Work request
Each of the lines below must be restated exactly.

(Records shown begins)
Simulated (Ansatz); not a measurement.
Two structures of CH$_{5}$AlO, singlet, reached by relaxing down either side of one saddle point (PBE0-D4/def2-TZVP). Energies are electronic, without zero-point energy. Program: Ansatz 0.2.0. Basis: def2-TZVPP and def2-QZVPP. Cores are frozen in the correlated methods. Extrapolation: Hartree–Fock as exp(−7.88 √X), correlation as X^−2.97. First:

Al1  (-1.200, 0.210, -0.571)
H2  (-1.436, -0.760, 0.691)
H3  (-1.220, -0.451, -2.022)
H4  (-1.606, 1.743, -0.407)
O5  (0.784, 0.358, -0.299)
(Records shown ends)

Exercise answer
Simulated (Ansatz); not a measurement.
Two structures of CH$_{5}$AlO, singlet, reached by relaxing down either side of one saddle point (PBE0-D4/def2-TZVP). Energies are electronic, without zero-point energy. Program: Ansatz 0.2.0. Basis: def2-TZVPP and def2-QZVPP. Cores are frozen in the correlated methods. Extrapolation: Hartree–Fock as exp(−7.88 √X), correlation as X^−2.97. First:

Al1  (-1.200, 0.210, -0.571)
H2  (-1.436, -0.760, 0.691)
H3  (-1.220, -0.451, -2.022)
H4  (-1.606, 1.743, -0.407)
O5  (0.784, 0.358, -0.299)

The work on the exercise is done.